### Work instruction
Would you transcribe each of the entries exactly, with nothing added or dropped?

=======

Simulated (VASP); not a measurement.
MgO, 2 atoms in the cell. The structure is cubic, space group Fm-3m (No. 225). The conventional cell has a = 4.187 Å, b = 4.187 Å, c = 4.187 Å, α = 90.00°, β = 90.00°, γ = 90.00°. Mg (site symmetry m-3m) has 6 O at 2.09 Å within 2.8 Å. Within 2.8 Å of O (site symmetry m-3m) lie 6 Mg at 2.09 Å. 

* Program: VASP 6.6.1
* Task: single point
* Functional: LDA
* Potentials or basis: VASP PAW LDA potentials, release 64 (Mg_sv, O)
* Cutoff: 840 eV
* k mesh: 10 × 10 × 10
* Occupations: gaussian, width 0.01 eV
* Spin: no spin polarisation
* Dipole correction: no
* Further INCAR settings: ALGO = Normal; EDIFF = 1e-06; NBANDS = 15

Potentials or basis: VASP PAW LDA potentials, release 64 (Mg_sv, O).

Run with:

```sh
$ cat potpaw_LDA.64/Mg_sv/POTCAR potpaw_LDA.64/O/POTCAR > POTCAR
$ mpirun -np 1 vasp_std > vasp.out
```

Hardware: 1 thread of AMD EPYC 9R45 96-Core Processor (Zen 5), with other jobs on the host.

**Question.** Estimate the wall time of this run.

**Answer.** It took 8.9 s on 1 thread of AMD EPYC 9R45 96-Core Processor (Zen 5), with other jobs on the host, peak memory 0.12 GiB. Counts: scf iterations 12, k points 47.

=======

### Written reply
Simulated (VASP); not a measurement.
MgO, 2 atoms in the cell. The structure is cubic, space group Fm-3m (No. 225). The conventional cell has a = 4.187 Å, b = 4.187 Å, c = 4.187 Å, α = 90.00°, β = 90.00°, γ = 90.00°. Mg (site symmetry m-3m) has 6 O at 2.09 Å within 2.8 Å. Within 2.8 Å of O (site symmetry m-3m) lie 6 Mg at 2.09 Å. 

* Program: VASP 6.6.1
* Task: single point
* Functional: LDA
* Potentials or basis: VASP PAW LDA potentials, release 64 (Mg_sv, O)
* Cutoff: 840 eV
* k mesh: 10 × 10 × 10
* Occupations: gaussian, width 0.01 eV
* Spin: no spin polarisation
* Dipole correction: no
* Further INCAR settings: ALGO = Normal; EDIFF = 1e-06; NBANDS = 15

Potentials or basis: VASP PAW LDA potentials, release 64 (Mg_sv, O).

Run with:

```sh
$ cat potpaw_LDA.64/Mg_sv/POTCAR potpaw_LDA.64/O/POTCAR > POTCAR
$ mpirun -np 1 vasp_std > vasp.out
```

Hardware: 1 thread of AMD EPYC 9R45 96-Core Processor (Zen 5), with other jobs on the host.

**Question.** Estimate the wall time of this run.

**Answer.** It took 8.9 s on 1 thread of AMD EPYC 9R45 96-Core Processor (Zen 5), with other jobs on the host, peak memory 0.12 GiB. Counts: scf iterations 12, k points 47.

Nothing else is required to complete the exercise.